*Material shown*
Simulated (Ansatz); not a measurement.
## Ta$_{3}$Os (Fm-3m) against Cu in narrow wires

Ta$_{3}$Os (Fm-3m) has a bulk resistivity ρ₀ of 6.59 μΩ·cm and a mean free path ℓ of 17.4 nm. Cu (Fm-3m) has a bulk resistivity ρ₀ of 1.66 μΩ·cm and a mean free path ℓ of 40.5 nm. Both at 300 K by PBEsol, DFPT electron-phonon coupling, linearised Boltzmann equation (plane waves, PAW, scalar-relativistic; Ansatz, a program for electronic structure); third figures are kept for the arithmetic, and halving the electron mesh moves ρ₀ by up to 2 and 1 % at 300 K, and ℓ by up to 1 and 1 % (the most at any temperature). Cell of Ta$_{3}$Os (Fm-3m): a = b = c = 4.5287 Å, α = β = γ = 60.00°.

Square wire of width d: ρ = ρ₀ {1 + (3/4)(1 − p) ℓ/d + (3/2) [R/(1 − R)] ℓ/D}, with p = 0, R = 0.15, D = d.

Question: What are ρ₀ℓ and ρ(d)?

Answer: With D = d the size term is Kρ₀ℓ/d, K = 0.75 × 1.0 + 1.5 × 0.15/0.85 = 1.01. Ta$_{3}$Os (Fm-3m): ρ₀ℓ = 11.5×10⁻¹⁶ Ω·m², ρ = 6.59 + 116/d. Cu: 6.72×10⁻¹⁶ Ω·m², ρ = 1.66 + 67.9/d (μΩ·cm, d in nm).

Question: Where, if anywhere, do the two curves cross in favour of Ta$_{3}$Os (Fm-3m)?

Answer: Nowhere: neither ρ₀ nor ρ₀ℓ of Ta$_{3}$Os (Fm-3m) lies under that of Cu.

*Task item*
Exactly the lines from the start of the entries through the one bearing "Question: What are ρ₀ℓ and ρ(d)?" are to be output, with both ends included.

*Worked solution*
Simulated (Ansatz); not a measurement.
## Ta$_{3}$Os (Fm-3m) against Cu in narrow wires

Ta$_{3}$Os (Fm-3m) has a bulk resistivity ρ₀ of 6.59 μΩ·cm and a mean free path ℓ of 17.4 nm. Cu (Fm-3m) has a bulk resistivity ρ₀ of 1.66 μΩ·cm and a mean free path ℓ of 40.5 nm. Both at 300 K by PBEsol, DFPT electron-phonon coupling, linearised Boltzmann equation (plane waves, PAW, scalar-relativistic; Ansatz, a program for electronic structure); third figures are kept for the arithmetic, and halving the electron mesh moves ρ₀ by up to 2 and 1 % at 300 K, and ℓ by up to 1 and 1 % (the most at any temperature). Cell of Ta$_{3}$Os (Fm-3m): a = b = c = 4.5287 Å, α = β = γ = 60.00°.

Square wire of width d: ρ = ρ₀ {1 + (3/4)(1 − p) ℓ/d + (3/2) [R/(1 − R)] ℓ/D}, with p = 0, R = 0.15, D = d.

Question: What are ρ₀ℓ and ρ(d)?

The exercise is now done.